Work item
The answer should contain each record below, repeated exactly.

Information shown
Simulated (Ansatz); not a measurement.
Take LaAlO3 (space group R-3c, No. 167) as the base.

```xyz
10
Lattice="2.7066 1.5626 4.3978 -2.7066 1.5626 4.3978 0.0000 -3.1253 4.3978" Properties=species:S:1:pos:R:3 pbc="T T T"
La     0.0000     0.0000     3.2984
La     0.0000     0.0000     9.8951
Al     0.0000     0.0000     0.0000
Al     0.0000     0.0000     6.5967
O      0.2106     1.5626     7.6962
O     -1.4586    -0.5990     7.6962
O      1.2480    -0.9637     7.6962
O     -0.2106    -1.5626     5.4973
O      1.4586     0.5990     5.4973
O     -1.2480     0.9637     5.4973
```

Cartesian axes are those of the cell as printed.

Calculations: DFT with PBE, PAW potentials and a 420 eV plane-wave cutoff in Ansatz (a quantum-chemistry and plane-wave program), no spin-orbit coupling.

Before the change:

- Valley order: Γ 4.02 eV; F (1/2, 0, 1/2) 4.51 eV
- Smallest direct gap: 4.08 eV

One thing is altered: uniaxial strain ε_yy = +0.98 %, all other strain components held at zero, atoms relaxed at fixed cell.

Worked solution
Simulated (Ansatz); not a measurement.
Take LaAlO3 (space group R-3c, No. 167) as the base.

```xyz
10
Lattice="2.7066 1.5626 4.3978 -2.7066 1.5626 4.3978 0.0000 -3.1253 4.3978" Properties=species:S:1:pos:R:3 pbc="T T T"
La     0.0000     0.0000     3.2984
La     0.0000     0.0000     9.8951
Al     0.0000     0.0000     0.0000
Al     0.0000     0.0000     6.5967
O      0.2106     1.5626     7.6962
O     -1.4586    -0.5990     7.6962
O      1.2480    -0.9637     7.6962
O     -0.2106    -1.5626     5.4973
O      1.4586     0.5990     5.4973
O     -1.2480     0.9637     5.4973
```

Cartesian axes are those of the cell as printed.

Calculations: DFT with PBE, PAW potentials and a 420 eV plane-wave cutoff in Ansatz (a quantum-chemistry and plane-wave program), no spin-orbit coupling.

Before the change:

- Valley order: Γ 4.02 eV; F (1/2, 0, 1/2) 4.51 eV
- Smallest direct gap: 4.08 eV

One thing is altered: uniaxial strain ε_yy = +0.98 %, all other strain components held at zero, atoms relaxed at fixed cell.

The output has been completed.